#### EXERCISE:
The required output consists solely of the lines from the top of the listing through the line containing "but ended closed-shell.", transcribed exactly.

#### EXTRACTED DATA:
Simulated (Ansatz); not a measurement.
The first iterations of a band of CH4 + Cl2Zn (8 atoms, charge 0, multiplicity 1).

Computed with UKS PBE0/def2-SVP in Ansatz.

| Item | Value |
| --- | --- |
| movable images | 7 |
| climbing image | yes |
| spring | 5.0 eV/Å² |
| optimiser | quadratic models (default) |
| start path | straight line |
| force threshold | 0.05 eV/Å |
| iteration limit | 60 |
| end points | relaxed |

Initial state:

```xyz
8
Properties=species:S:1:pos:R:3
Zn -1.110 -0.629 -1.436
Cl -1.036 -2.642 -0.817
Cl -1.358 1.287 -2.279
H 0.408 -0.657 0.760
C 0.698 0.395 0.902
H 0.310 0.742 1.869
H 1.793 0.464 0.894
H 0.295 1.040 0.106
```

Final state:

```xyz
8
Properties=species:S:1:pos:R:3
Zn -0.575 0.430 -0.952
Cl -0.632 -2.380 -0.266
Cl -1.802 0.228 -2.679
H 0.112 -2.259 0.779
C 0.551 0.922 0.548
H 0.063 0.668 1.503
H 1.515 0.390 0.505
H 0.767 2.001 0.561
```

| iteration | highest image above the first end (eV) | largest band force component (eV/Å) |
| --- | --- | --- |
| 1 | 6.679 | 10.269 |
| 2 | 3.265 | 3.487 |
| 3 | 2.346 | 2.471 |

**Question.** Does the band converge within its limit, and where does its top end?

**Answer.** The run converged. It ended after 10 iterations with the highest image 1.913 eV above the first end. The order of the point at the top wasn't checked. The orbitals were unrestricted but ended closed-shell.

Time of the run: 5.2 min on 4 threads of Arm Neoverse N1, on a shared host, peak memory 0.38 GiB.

#### ANSWER BOX:
Simulated (Ansatz); not a measurement.
The first iterations of a band of CH4 + Cl2Zn (8 atoms, charge 0, multiplicity 1).

Computed with UKS PBE0/def2-SVP in Ansatz.

| Item | Value |
| --- | --- |
| movable images | 7 |
| climbing image | yes |
| spring | 5.0 eV/Å² |
| optimiser | quadratic models (default) |
| start path | straight line |
| force threshold | 0.05 eV/Å |
| iteration limit | 60 |
| end points | relaxed |

Initial state:

```xyz
8
Properties=species:S:1:pos:R:3
Zn -1.110 -0.629 -1.436
Cl -1.036 -2.642 -0.817
Cl -1.358 1.287 -2.279
H 0.408 -0.657 0.760
C 0.698 0.395 0.902
H 0.310 0.742 1.869
H 1.793 0.464 0.894
H 0.295 1.040 0.106
```

Final state:

```xyz
8
Properties=species:S:1:pos:R:3
Zn -0.575 0.430 -0.952
Cl -0.632 -2.380 -0.266
Cl -1.802 0.228 -2.679
H 0.112 -2.259 0.779
C 0.551 0.922 0.548
H 0.063 0.668 1.503
H 1.515 0.390 0.505
H 0.767 2.001 0.561
```

| iteration | highest image above the first end (eV) | largest band force component (eV/Å) |
| --- | --- | --- |
| 1 | 6.679 | 10.269 |
| 2 | 3.265 | 3.487 |
| 3 | 2.346 | 2.471 |

**Question.** Does the band converge within its limit, and where does its top end?

**Answer.** The run converged. It ended after 10 iterations with the highest image 1.913 eV above the first end. The order of the point at the top wasn't checked. The orbitals were unrestricted but ended closed-shell.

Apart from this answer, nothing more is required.